> [WORK ITEM] Please repeat the records exactly from their first line, finishing at the line containing "Task: Extrapolate to zero step." and including it.

> [DATASET ENTRIES]
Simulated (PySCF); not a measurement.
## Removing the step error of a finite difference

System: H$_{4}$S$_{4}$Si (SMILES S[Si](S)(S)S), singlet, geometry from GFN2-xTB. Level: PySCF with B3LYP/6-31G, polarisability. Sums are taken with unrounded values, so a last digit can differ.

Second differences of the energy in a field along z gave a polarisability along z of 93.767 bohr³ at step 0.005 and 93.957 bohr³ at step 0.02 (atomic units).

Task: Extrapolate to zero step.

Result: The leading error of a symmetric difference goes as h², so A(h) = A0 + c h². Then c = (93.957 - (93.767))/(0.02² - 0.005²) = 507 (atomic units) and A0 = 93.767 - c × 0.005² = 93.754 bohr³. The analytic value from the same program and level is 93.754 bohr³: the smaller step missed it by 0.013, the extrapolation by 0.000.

> [WRITTEN SOLUTION]
Simulated (PySCF); not a measurement.
## Removing the step error of a finite difference

System: H$_{4}$S$_{4}$Si (SMILES S[Si](S)(S)S), singlet, geometry from GFN2-xTB. Level: PySCF with B3LYP/6-31G, polarisability. Sums are taken with unrounded values, so a last digit can differ.

Second differences of the energy in a field along z gave a polarisability along z of 93.767 bohr³ at step 0.005 and 93.957 bohr³ at step 0.02 (atomic units).

Task: Extrapolate to zero step.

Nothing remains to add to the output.